Study material: Begin

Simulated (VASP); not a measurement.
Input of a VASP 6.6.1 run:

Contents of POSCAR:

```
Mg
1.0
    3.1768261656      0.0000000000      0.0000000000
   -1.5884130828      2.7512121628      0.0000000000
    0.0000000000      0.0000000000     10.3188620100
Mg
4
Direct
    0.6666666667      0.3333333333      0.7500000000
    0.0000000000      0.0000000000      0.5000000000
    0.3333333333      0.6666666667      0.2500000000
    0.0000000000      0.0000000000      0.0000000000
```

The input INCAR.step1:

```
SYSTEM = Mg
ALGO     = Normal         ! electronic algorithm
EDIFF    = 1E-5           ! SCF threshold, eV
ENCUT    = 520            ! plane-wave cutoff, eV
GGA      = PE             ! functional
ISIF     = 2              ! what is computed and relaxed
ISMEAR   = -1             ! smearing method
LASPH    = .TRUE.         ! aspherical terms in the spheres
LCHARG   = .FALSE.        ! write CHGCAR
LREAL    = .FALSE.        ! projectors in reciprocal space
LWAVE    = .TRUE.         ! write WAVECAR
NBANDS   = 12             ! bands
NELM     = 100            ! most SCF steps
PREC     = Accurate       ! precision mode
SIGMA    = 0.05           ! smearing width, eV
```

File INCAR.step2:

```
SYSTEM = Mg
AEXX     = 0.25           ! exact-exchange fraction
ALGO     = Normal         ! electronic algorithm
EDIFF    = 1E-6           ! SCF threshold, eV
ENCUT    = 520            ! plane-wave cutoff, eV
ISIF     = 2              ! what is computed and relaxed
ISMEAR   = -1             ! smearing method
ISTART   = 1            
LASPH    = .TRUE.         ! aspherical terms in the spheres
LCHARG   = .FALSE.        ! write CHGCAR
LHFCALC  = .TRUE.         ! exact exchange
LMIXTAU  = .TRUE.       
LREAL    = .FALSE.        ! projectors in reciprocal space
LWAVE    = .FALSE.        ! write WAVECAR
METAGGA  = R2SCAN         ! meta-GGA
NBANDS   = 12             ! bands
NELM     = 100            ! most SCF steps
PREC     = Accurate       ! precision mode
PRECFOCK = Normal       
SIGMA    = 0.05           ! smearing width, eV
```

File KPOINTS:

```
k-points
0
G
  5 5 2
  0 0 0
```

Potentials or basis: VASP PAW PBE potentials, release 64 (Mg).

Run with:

Study material: End

Required action:
Restate verbatim the first line above and all lines after it through the line containing "Potentials or basis: VASP"; omit the rest.

Worked solution:
Simulated (VASP); not a measurement.
Input of a VASP 6.6.1 run:

Contents of POSCAR:

```
Mg
1.0
    3.1768261656      0.0000000000      0.0000000000
   -1.5884130828      2.7512121628      0.0000000000
    0.0000000000      0.0000000000     10.3188620100
Mg
4
Direct
    0.6666666667      0.3333333333      0.7500000000
    0.0000000000      0.0000000000      0.5000000000
    0.3333333333      0.6666666667      0.2500000000
    0.0000000000      0.0000000000      0.0000000000
```

The input INCAR.step1:

```
SYSTEM = Mg
ALGO     = Normal         ! electronic algorithm
EDIFF    = 1E-5           ! SCF threshold, eV
ENCUT    = 520            ! plane-wave cutoff, eV
GGA      = PE             ! functional
ISIF     = 2              ! what is computed and relaxed
ISMEAR   = -1             ! smearing method
LASPH    = .TRUE.         ! aspherical terms in the spheres
LCHARG   = .FALSE.        ! write CHGCAR
LREAL    = .FALSE.        ! projectors in reciprocal space
LWAVE    = .TRUE.         ! write WAVECAR
NBANDS   = 12             ! bands
NELM     = 100            ! most SCF steps
PREC     = Accurate       ! precision mode
SIGMA    = 0.05           ! smearing width, eV
```

File INCAR.step2:

```
SYSTEM = Mg
AEXX     = 0.25           ! exact-exchange fraction
ALGO     = Normal         ! electronic algorithm
EDIFF    = 1E-6           ! SCF threshold, eV
ENCUT    = 520            ! plane-wave cutoff, eV
ISIF     = 2              ! what is computed and relaxed
ISMEAR   = -1             ! smearing method
ISTART   = 1            
LASPH    = .TRUE.         ! aspherical terms in the spheres
LCHARG   = .FALSE.        ! write CHGCAR
LHFCALC  = .TRUE.         ! exact exchange
LMIXTAU  = .TRUE.       
LREAL    = .FALSE.        ! projectors in reciprocal space
LWAVE    = .FALSE.        ! write WAVECAR
METAGGA  = R2SCAN         ! meta-GGA
NBANDS   = 12             ! bands
NELM     = 100            ! most SCF steps
PREC     = Accurate       ! precision mode
PRECFOCK = Normal       
SIGMA    = 0.05           ! smearing width, eV
```

File KPOINTS:

```
k-points
0
G
  5 5 2
  0 0 0
```

Potentials or basis: VASP PAW PBE potentials, release 64 (Mg).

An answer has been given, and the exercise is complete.